>>>

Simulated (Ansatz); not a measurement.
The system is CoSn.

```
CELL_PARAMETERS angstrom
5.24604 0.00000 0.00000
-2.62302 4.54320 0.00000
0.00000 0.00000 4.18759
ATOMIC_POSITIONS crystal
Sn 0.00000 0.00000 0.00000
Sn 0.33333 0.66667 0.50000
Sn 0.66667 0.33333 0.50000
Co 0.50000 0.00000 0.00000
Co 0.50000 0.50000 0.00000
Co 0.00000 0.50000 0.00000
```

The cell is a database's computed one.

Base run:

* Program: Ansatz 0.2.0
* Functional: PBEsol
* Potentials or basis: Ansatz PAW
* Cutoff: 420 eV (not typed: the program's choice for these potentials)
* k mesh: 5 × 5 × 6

<<<

* [WORK ORDER]: All of the material must be written out again without any change.

* [EXERCISE ANSWER]:
Simulated (Ansatz); not a measurement.
The system is CoSn.

```
CELL_PARAMETERS angstrom
5.24604 0.00000 0.00000
-2.62302 4.54320 0.00000
0.00000 0.00000 4.18759
ATOMIC_POSITIONS crystal
Sn 0.00000 0.00000 0.00000
Sn 0.33333 0.66667 0.50000
Sn 0.66667 0.33333 0.50000
Co 0.50000 0.00000 0.00000
Co 0.50000 0.50000 0.00000
Co 0.00000 0.50000 0.00000
```

The cell is a database's computed one.

Base run:

* Program: Ansatz 0.2.0
* Functional: PBEsol
* Potentials or basis: Ansatz PAW
* Cutoff: 420 eV (not typed: the program's choice for these potentials)
* k mesh: 5 × 5 × 6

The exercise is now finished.